-.-.-
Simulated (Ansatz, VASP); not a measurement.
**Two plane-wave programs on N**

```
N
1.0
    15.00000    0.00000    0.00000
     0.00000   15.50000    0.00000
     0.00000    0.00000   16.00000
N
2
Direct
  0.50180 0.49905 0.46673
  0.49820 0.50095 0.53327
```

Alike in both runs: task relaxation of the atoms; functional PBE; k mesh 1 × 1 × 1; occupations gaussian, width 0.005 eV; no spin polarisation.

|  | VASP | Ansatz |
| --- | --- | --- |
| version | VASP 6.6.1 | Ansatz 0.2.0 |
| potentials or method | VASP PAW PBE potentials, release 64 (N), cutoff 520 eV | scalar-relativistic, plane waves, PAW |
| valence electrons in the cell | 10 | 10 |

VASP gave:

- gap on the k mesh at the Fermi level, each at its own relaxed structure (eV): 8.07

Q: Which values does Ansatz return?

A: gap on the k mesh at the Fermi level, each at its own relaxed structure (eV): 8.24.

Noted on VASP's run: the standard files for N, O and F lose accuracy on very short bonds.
-.-.-

* **Activity**
Of the entries above, transcribe exactly those lines that fall between the line containing "Ansatz 0.2.0 |" and the line containing "A: gap on the", together with those two lines.

* **Answer section**
| version | VASP 6.6.1 | Ansatz 0.2.0 |
| potentials or method | VASP PAW PBE potentials, release 64 (N), cutoff 520 eV | scalar-relativistic, plane waves, PAW |
| valence electrons in the cell | 10 | 10 |

VASP gave:

- gap on the k mesh at the Fermi level, each at its own relaxed structure (eV): 8.07

Q: Which values does Ansatz return?

A: gap on the k mesh at the Fermi level, each at its own relaxed structure (eV): 8.24.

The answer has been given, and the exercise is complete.